▸ EXERCISE: Print all of the data exactly as written.

▸ DATA SUPPLIED:
>>>

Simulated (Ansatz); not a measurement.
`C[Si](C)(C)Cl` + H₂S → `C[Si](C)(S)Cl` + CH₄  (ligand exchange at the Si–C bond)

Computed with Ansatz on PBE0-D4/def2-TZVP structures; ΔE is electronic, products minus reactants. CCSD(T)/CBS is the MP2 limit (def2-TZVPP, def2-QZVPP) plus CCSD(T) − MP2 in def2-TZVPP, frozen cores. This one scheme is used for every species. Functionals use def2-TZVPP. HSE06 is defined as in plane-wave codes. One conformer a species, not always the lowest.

<<<

▸ WRITTEN REPLY:
Simulated (Ansatz); not a measurement.
`C[Si](C)(C)Cl` + H₂S → `C[Si](C)(S)Cl` + CH₄  (ligand exchange at the Si–C bond)

Computed with Ansatz on PBE0-D4/def2-TZVP structures; ΔE is electronic, products minus reactants. CCSD(T)/CBS is the MP2 limit (def2-TZVPP, def2-QZVPP) plus CCSD(T) − MP2 in def2-TZVPP, frozen cores. This one scheme is used for every species. Functionals use def2-TZVPP. HSE06 is defined as in plane-wave codes. One conformer a species, not always the lowest.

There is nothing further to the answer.